WORK REQUEST
Please output each entry in the material beneath exactly as shown.

LISTED ENTRIES
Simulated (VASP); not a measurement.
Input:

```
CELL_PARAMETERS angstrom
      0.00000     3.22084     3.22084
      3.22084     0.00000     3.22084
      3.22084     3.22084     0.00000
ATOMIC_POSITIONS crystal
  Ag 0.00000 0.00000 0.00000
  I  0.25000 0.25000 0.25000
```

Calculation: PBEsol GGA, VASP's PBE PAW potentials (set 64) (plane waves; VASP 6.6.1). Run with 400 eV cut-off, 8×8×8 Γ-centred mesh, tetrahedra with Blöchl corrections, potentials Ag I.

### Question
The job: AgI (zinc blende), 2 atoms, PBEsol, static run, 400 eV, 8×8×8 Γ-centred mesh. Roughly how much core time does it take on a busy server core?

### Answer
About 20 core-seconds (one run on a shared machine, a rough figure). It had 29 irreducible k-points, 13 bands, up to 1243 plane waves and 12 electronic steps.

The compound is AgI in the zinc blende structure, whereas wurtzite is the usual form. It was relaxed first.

ANSWER SECTION
Simulated (VASP); not a measurement.
Input:

```
CELL_PARAMETERS angstrom
      0.00000     3.22084     3.22084
      3.22084     0.00000     3.22084
      3.22084     3.22084     0.00000
ATOMIC_POSITIONS crystal
  Ag 0.00000 0.00000 0.00000
  I  0.25000 0.25000 0.25000
```

Calculation: PBEsol GGA, VASP's PBE PAW potentials (set 64) (plane waves; VASP 6.6.1). Run with 400 eV cut-off, 8×8×8 Γ-centred mesh, tetrahedra with Blöchl corrections, potentials Ag I.

### Question
The job: AgI (zinc blende), 2 atoms, PBEsol, static run, 400 eV, 8×8×8 Γ-centred mesh. Roughly how much core time does it take on a busy server core?

### Answer
About 20 core-seconds (one run on a shared machine, a rough figure). It had 29 irreducible k-points, 13 bands, up to 1243 plane waves and 12 electronic steps.

The compound is AgI in the zinc blende structure, whereas wurtzite is the usual form. It was relaxed first.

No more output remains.